■ **Records provided**
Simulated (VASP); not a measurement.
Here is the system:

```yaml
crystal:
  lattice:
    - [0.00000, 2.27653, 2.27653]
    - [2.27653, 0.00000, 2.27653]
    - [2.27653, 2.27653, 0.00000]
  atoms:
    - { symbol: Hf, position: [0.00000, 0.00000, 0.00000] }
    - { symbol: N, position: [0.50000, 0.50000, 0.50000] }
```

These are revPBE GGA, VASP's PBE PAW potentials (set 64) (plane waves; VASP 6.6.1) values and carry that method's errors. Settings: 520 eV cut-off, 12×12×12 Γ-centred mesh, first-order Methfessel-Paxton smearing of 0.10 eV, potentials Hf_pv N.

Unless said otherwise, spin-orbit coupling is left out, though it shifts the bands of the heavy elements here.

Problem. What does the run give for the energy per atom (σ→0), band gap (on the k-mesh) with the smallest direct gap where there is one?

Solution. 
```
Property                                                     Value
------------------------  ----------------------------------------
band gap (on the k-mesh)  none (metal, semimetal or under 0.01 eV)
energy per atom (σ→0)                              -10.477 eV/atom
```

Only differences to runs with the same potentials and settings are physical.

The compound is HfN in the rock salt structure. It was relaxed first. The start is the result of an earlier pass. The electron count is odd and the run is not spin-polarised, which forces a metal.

■ **Task item**
For the listing above, print only the lines starting at the line containing "Unless said otherwise, spin-orbit" and ending at the line containing "Only differences to", exactly, both included.

■ **Worked solution**
Unless said otherwise, spin-orbit coupling is left out, though it shifts the bands of the heavy elements here.

Problem. What does the run give for the energy per atom (σ→0), band gap (on the k-mesh) with the smallest direct gap where there is one?

Solution. 
```
Property                                                     Value
------------------------  ----------------------------------------
band gap (on the k-mesh)  none (metal, semimetal or under 0.01 eV)
energy per atom (σ→0)                              -10.477 eV/atom
```

Only differences to runs with the same potentials and settings are physical.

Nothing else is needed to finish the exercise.